• **Assigned task**
Print out the complete set of records below, exactly as they read.

• **Information supplied**
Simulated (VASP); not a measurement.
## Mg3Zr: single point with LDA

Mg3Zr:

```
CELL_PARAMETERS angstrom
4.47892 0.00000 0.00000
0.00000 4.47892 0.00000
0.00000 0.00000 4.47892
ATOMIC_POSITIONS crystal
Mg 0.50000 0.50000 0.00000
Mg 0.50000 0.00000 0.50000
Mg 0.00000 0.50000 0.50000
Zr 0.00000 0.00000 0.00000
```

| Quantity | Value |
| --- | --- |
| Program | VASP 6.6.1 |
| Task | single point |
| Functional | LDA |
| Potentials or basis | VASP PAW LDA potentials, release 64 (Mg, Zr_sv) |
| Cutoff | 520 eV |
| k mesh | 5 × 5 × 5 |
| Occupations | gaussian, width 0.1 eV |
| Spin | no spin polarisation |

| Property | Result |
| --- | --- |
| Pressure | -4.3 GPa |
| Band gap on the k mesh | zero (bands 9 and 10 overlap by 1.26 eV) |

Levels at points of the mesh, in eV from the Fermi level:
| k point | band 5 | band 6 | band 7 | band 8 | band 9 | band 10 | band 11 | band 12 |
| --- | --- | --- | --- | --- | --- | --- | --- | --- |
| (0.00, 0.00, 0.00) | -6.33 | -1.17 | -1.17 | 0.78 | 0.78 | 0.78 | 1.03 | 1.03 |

• **Written solution**
Simulated (VASP); not a measurement.
## Mg3Zr: single point with LDA

Mg3Zr:

```
CELL_PARAMETERS angstrom
4.47892 0.00000 0.00000
0.00000 4.47892 0.00000
0.00000 0.00000 4.47892
ATOMIC_POSITIONS crystal
Mg 0.50000 0.50000 0.00000
Mg 0.50000 0.00000 0.50000
Mg 0.00000 0.50000 0.50000
Zr 0.00000 0.00000 0.00000
```

| Quantity | Value |
| --- | --- |
| Program | VASP 6.6.1 |
| Task | single point |
| Functional | LDA |
| Potentials or basis | VASP PAW LDA potentials, release 64 (Mg, Zr_sv) |
| Cutoff | 520 eV |
| k mesh | 5 × 5 × 5 |
| Occupations | gaussian, width 0.1 eV |
| Spin | no spin polarisation |

| Property | Result |
| --- | --- |
| Pressure | -4.3 GPa |
| Band gap on the k mesh | zero (bands 9 and 10 overlap by 1.26 eV) |

Levels at points of the mesh, in eV from the Fermi level:
| k point | band 5 | band 6 | band 7 | band 8 | band 9 | band 10 | band 11 | band 12 |
| --- | --- | --- | --- | --- | --- | --- | --- | --- |
| (0.00, 0.00, 0.00) | -6.33 | -1.17 | -1.17 | 0.78 | 0.78 | 0.78 | 1.03 | 1.03 |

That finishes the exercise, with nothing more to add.